☆ ☆ ☆
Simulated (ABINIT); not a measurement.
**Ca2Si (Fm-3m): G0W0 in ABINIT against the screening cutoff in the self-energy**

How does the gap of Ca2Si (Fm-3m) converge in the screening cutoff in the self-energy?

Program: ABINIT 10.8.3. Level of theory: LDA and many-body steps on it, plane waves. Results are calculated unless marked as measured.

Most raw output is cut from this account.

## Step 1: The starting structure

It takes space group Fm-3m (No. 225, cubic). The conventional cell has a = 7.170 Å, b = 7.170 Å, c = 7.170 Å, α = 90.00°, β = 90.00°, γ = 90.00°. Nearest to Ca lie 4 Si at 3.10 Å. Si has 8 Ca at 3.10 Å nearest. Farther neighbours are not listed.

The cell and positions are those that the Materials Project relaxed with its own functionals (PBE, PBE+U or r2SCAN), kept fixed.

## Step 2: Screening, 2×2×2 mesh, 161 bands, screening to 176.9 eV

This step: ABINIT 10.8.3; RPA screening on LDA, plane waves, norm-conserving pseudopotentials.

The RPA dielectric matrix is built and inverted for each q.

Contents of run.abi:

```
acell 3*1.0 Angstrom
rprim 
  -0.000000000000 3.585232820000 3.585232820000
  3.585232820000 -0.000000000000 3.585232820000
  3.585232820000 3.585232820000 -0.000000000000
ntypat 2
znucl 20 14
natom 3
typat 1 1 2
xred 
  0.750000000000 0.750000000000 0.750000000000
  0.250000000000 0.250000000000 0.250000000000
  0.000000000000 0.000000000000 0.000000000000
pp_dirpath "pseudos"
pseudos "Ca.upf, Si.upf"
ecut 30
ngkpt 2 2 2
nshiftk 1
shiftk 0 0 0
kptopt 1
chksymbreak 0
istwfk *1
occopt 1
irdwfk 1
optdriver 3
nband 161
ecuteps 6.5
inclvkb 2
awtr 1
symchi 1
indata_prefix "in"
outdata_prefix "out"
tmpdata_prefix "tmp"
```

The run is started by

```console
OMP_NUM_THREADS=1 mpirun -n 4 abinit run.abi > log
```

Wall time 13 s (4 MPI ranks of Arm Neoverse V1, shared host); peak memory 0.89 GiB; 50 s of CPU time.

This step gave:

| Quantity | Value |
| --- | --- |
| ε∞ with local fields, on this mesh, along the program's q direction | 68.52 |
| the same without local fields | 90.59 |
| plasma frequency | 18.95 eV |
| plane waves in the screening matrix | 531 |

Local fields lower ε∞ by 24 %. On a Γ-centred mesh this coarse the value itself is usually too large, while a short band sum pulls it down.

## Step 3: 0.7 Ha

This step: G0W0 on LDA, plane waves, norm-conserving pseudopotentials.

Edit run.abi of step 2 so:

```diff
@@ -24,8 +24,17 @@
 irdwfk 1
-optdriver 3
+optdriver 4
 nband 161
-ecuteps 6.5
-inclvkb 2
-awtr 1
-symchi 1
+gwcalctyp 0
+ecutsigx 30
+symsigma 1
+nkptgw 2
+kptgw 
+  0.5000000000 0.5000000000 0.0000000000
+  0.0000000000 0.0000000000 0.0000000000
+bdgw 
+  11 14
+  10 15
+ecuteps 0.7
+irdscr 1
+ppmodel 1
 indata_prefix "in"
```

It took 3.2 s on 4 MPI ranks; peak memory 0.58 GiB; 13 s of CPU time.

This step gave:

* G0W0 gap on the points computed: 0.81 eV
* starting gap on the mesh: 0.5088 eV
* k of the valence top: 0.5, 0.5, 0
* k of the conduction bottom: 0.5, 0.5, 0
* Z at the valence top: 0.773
☆ ☆ ☆

Work request:
In the listing above, find the line with "This step: G0W0" and the line with "bottom: 0.5, 0.5, 0"; set down exactly those two lines and every line between them, nothing more.

Task output:
This step: G0W0 on LDA, plane waves, norm-conserving pseudopotentials.

Edit run.abi of step 2 so:

```diff
@@ -24,8 +24,17 @@
 irdwfk 1
-optdriver 3
+optdriver 4
 nband 161
-ecuteps 6.5
-inclvkb 2
-awtr 1
-symchi 1
+gwcalctyp 0
+ecutsigx 30
+symsigma 1
+nkptgw 2
+kptgw 
+  0.5000000000 0.5000000000 0.0000000000
+  0.0000000000 0.0000000000 0.0000000000
+bdgw 
+  11 14
+  10 15
+ecuteps 0.7
+irdscr 1
+ppmodel 1
 indata_prefix "in"
```

It took 3.2 s on 4 MPI ranks; peak memory 0.58 GiB; 13 s of CPU time.

This step gave:

* G0W0 gap on the points computed: 0.81 eV
* starting gap on the mesh: 0.5088 eV
* k of the valence top: 0.5, 0.5, 0
* k of the conduction bottom: 0.5, 0.5, 0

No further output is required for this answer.